Work item: Only those lines in the data below from the line containing "VASP | Ansatz |" through the line containing "Q: What did", both included, should be restated word for word.

[Data shown — start]

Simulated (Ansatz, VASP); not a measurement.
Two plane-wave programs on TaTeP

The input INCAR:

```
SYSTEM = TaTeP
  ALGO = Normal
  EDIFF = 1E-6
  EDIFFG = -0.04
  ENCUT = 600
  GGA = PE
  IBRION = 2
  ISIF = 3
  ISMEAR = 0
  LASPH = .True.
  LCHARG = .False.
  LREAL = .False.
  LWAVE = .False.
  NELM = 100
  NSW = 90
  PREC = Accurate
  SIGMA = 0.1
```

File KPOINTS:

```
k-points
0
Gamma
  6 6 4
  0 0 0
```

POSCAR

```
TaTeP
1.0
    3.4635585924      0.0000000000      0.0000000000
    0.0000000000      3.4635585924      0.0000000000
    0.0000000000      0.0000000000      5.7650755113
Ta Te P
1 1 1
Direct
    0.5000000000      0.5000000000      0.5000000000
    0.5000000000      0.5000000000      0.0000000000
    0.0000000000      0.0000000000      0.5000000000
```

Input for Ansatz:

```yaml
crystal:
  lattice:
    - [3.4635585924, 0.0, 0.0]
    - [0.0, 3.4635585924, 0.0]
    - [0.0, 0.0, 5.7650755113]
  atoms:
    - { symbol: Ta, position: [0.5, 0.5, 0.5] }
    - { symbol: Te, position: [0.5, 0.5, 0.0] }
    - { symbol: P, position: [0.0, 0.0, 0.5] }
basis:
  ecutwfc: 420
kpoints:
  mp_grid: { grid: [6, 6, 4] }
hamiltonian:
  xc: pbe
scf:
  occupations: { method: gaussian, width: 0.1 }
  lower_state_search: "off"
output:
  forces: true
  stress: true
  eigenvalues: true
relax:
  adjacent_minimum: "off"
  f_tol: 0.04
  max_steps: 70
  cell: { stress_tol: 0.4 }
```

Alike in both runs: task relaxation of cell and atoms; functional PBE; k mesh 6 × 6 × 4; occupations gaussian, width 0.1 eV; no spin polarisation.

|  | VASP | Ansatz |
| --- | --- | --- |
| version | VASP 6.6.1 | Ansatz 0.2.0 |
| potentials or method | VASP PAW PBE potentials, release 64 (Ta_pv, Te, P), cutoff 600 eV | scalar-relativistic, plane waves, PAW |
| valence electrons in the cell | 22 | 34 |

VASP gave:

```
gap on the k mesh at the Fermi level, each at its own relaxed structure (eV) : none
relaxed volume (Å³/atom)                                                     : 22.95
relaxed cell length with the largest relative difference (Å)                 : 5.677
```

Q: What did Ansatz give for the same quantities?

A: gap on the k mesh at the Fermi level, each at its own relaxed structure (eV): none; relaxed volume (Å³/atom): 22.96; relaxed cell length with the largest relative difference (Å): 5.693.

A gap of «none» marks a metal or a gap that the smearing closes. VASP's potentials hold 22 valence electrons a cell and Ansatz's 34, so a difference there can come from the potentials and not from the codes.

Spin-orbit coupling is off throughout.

[Data shown — finish]

Exercise response:
|  | VASP | Ansatz |
| --- | --- | --- |
| version | VASP 6.6.1 | Ansatz 0.2.0 |
| potentials or method | VASP PAW PBE potentials, release 64 (Ta_pv, Te, P), cutoff 600 eV | scalar-relativistic, plane waves, PAW |
| valence electrons in the cell | 22 | 34 |

VASP gave:

```
gap on the k mesh at the Fermi level, each at its own relaxed structure (eV) : none
relaxed volume (Å³/atom)                                                     : 22.95
relaxed cell length with the largest relative difference (Å)                 : 5.677
```

Q: What did Ansatz give for the same quantities?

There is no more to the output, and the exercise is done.